* [EXERCISE DATA]:
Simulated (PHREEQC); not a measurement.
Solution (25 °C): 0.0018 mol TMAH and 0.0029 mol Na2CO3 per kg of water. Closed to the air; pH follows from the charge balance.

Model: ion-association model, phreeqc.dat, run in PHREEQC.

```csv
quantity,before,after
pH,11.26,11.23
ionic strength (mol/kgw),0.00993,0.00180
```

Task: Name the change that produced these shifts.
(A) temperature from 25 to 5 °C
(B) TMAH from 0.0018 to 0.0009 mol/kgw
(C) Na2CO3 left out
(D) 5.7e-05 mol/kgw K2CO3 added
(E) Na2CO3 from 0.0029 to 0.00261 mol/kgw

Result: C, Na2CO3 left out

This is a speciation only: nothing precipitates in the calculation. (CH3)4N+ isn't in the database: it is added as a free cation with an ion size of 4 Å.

* [WORK ORDER]: Above are records; repeat only the lines starting at the line with "Task: Name the" and ending at the line with "Result: C, Na2CO3 left out", exactly as they appear, both included.

* [WRITTEN RESPONSE]:
Task: Name the change that produced these shifts.
(A) temperature from 25 to 5 °C
(B) TMAH from 0.0018 to 0.0009 mol/kgw
(C) Na2CO3 left out
(D) 5.7e-05 mol/kgw K2CO3 added
(E) Na2CO3 from 0.0029 to 0.00261 mol/kgw

Result: C, Na2CO3 left out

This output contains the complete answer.